● **Exercise**
Quote, with no changes, the lines that run from the top of the material to the line with "of the input).", both included.

# # #

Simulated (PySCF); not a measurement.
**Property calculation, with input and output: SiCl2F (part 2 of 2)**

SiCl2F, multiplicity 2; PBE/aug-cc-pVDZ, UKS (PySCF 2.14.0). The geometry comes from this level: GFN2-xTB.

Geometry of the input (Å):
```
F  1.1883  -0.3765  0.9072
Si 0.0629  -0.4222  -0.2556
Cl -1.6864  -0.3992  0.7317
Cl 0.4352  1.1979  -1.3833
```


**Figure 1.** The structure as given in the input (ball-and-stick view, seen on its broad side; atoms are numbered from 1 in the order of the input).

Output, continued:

# # #

● **Exercise answer**
Simulated (PySCF); not a measurement.
**Property calculation, with input and output: SiCl2F (part 2 of 2)**

SiCl2F, multiplicity 2; PBE/aug-cc-pVDZ, UKS (PySCF 2.14.0). The geometry comes from this level: GFN2-xTB.

Geometry of the input (Å):
```
F  1.1883  -0.3765  0.9072
Si 0.0629  -0.4222  -0.2556
Cl -1.6864  -0.3992  0.7317
Cl 0.4352  1.1979  -1.3833
```


**Figure 1.** The structure as given in the input (ball-and-stick view, seen on its broad side; atoms are numbered from 1 in the order of the input).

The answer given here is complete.